● Work request: The records are to be reproduced verbatim.

** Opening Dataset excerpts block **
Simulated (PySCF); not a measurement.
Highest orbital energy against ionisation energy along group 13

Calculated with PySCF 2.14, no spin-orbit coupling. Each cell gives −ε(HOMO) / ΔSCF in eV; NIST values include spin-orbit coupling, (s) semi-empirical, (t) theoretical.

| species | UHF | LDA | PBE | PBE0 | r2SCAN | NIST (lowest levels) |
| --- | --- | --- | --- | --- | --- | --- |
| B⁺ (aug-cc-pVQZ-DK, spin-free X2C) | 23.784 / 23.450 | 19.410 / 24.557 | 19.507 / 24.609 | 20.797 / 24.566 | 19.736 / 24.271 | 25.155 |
** Closing Dataset excerpts block **

● Answer section:
Simulated (PySCF); not a measurement.
Highest orbital energy against ionisation energy along group 13

Calculated with PySCF 2.14, no spin-orbit coupling. Each cell gives −ε(HOMO) / ΔSCF in eV; NIST values include spin-orbit coupling, (s) semi-empirical, (t) theoretical.

| species | UHF | LDA | PBE | PBE0 | r2SCAN | NIST (lowest levels) |
| --- | --- | --- | --- | --- | --- | --- |
| B⁺ (aug-cc-pVQZ-DK, spin-free X2C) | 23.784 / 23.450 | 19.410 / 24.557 | 19.507 / 24.609 | 20.797 / 24.566 | 19.736 / 24.271 | 25.155 |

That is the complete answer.